_ _ _

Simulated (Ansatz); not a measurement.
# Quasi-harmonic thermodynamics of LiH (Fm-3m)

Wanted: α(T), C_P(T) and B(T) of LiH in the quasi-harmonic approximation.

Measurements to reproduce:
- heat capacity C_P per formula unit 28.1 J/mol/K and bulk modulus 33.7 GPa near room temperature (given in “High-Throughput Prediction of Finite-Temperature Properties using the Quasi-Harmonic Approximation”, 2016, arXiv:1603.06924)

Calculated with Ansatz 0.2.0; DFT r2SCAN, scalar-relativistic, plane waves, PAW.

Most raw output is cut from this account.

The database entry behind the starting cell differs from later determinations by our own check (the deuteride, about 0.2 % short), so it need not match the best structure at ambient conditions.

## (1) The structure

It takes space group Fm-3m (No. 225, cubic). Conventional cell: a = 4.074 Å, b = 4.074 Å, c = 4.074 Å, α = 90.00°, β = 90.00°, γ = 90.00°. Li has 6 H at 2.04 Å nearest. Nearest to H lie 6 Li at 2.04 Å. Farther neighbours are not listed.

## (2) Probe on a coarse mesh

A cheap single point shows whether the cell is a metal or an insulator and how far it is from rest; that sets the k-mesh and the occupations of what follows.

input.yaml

_ _ _

→ **Brief**
The response must consist of the lines above, from the first one through the line containing "## (2) Probe on a coarse mesh", reproduced exactly.

→ **Your solution**
Simulated (Ansatz); not a measurement.
# Quasi-harmonic thermodynamics of LiH (Fm-3m)

Wanted: α(T), C_P(T) and B(T) of LiH in the quasi-harmonic approximation.

Measurements to reproduce:
- heat capacity C_P per formula unit 28.1 J/mol/K and bulk modulus 33.7 GPa near room temperature (given in “High-Throughput Prediction of Finite-Temperature Properties using the Quasi-Harmonic Approximation”, 2016, arXiv:1603.06924)

Calculated with Ansatz 0.2.0; DFT r2SCAN, scalar-relativistic, plane waves, PAW.

Most raw output is cut from this account.

The database entry behind the starting cell differs from later determinations by our own check (the deuteride, about 0.2 % short), so it need not match the best structure at ambient conditions.

## (1) The structure

It takes space group Fm-3m (No. 225, cubic). Conventional cell: a = 4.074 Å, b = 4.074 Å, c = 4.074 Å, α = 90.00°, β = 90.00°, γ = 90.00°. Li has 6 H at 2.04 Å nearest. Nearest to H lie 6 Li at 2.04 Å. Farther neighbours are not listed.

## (2) Probe on a coarse mesh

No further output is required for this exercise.